▶ Activity
Exactly as given, reproduce the records in full.

•••

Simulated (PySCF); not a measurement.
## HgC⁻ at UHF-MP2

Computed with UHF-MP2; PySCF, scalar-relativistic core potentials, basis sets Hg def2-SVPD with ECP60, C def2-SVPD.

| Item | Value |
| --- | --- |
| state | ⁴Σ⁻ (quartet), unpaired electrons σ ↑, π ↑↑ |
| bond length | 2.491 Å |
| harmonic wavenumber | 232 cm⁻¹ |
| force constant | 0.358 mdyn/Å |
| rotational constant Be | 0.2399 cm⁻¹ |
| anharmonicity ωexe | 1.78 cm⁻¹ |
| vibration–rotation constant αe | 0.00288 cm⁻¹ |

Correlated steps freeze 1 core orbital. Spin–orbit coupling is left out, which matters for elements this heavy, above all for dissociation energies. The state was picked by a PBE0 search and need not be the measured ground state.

•••

▶ Result
Simulated (PySCF); not a measurement.
## HgC⁻ at UHF-MP2

Computed with UHF-MP2; PySCF, scalar-relativistic core potentials, basis sets Hg def2-SVPD with ECP60, C def2-SVPD.

| Item | Value |
| --- | --- |
| state | ⁴Σ⁻ (quartet), unpaired electrons σ ↑, π ↑↑ |
| bond length | 2.491 Å |
| harmonic wavenumber | 232 cm⁻¹ |
| force constant | 0.358 mdyn/Å |
| rotational constant Be | 0.2399 cm⁻¹ |
| anharmonicity ωexe | 1.78 cm⁻¹ |
| vibration–rotation constant αe | 0.00288 cm⁻¹ |

Correlated steps freeze 1 core orbital. Spin–orbit coupling is left out, which matters for elements this heavy, above all for dissociation energies. The state was picked by a PBE0 search and need not be the measured ground state.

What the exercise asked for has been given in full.